## Task item
Return every record verbatim.

## Source material
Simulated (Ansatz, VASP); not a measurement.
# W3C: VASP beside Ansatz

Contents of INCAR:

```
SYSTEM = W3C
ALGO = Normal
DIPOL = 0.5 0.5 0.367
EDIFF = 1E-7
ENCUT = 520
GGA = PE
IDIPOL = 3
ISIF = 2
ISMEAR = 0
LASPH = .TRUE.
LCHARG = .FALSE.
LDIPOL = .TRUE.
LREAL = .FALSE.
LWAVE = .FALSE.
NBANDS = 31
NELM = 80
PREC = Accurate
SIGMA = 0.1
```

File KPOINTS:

## Worked solution
Simulated (Ansatz, VASP); not a measurement.
# W3C: VASP beside Ansatz

Contents of INCAR:

```
SYSTEM = W3C
ALGO = Normal
DIPOL = 0.5 0.5 0.367
EDIFF = 1E-7
ENCUT = 520
GGA = PE
IDIPOL = 3
ISIF = 2
ISMEAR = 0
LASPH = .TRUE.
LCHARG = .FALSE.
LDIPOL = .TRUE.
LREAL = .FALSE.
LWAVE = .FALSE.
NBANDS = 31
NELM = 80
PREC = Accurate
SIGMA = 0.1
```

File KPOINTS:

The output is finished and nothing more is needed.